*ACTION ITEM*
The line containing "The input as" marks the end: write out exactly every line from the first line of the data below through that line, and only those.

*MATERIAL SHOWN*
• • •
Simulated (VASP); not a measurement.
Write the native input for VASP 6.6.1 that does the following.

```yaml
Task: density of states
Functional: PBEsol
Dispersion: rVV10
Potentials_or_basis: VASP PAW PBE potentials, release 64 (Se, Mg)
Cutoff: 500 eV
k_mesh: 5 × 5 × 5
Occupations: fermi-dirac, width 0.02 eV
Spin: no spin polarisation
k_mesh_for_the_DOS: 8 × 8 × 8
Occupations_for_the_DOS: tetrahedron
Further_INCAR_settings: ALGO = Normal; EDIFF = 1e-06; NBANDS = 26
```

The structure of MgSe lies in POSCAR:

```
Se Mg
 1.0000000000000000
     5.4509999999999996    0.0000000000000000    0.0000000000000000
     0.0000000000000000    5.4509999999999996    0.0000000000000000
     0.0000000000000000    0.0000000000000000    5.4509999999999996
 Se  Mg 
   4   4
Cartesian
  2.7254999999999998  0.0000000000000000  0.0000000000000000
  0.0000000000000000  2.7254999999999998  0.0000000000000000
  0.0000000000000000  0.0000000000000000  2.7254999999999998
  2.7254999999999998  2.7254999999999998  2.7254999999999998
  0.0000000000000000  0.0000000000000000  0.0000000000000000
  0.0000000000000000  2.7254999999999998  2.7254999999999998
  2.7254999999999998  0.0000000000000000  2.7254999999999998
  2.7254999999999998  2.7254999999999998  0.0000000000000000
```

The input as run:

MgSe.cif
• • •

*EXERCISE ANSWER*
Simulated (VASP); not a measurement.
Write the native input for VASP 6.6.1 that does the following.

```yaml
Task: density of states
Functional: PBEsol
Dispersion: rVV10
Potentials_or_basis: VASP PAW PBE potentials, release 64 (Se, Mg)
Cutoff: 500 eV
k_mesh: 5 × 5 × 5
Occupations: fermi-dirac, width 0.02 eV
Spin: no spin polarisation
k_mesh_for_the_DOS: 8 × 8 × 8
Occupations_for_the_DOS: tetrahedron
Further_INCAR_settings: ALGO = Normal; EDIFF = 1e-06; NBANDS = 26
```

The structure of MgSe lies in POSCAR:

```
Se Mg
 1.0000000000000000
     5.4509999999999996    0.0000000000000000    0.0000000000000000
     0.0000000000000000    5.4509999999999996    0.0000000000000000
     0.0000000000000000    0.0000000000000000    5.4509999999999996
 Se  Mg 
   4   4
Cartesian
  2.7254999999999998  0.0000000000000000  0.0000000000000000
  0.0000000000000000  2.7254999999999998  0.0000000000000000
  0.0000000000000000  0.0000000000000000  2.7254999999999998
  2.7254999999999998  2.7254999999999998  2.7254999999999998
  0.0000000000000000  0.0000000000000000  0.0000000000000000
  0.0000000000000000  2.7254999999999998  2.7254999999999998
  2.7254999999999998  0.0000000000000000  2.7254999999999998
  2.7254999999999998  2.7254999999999998  0.0000000000000000
```

The input as run:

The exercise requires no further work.